- [Dataset records]:

::::

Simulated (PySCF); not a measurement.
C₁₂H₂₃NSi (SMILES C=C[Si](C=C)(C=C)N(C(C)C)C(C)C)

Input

::::

- [Required action]: Every entry should be restated word for word.

- [Your response]:
Simulated (PySCF); not a measurement.
C₁₂H₂₃NSi (SMILES C=C[Si](C=C)(C=C)N(C(C)C)C(C)C)

Input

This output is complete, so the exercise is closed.